▶ [Required action]:
Look below for the line containing "band structure |" and the line containing "-0.07 | +0.082 |"; repeat exactly those two lines and all lines between them, and nothing else.

▶ [Provided material]:
· · · · · · ·
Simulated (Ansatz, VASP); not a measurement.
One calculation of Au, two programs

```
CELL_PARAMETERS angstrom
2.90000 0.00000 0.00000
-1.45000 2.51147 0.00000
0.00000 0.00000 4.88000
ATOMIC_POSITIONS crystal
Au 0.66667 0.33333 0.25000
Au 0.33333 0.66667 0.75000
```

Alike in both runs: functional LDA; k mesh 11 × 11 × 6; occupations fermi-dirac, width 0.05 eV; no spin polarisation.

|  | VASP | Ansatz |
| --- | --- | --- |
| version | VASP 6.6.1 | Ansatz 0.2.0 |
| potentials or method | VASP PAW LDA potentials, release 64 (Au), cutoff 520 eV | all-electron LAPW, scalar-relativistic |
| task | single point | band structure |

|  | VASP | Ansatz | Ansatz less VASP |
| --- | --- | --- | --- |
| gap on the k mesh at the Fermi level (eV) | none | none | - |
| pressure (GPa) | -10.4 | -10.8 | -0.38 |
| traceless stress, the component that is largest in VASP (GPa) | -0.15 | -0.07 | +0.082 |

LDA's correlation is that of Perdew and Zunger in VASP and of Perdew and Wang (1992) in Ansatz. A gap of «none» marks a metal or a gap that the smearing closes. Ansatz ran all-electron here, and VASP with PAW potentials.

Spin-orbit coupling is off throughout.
· · · · · · ·

▶ [Exercise output]:
| task | single point | band structure |

|  | VASP | Ansatz | Ansatz less VASP |
| --- | --- | --- | --- |
| gap on the k mesh at the Fermi level (eV) | none | none | - |
| pressure (GPa) | -10.4 | -10.8 | -0.38 |
| traceless stress, the component that is largest in VASP (GPa) | -0.15 | -0.07 | +0.082 |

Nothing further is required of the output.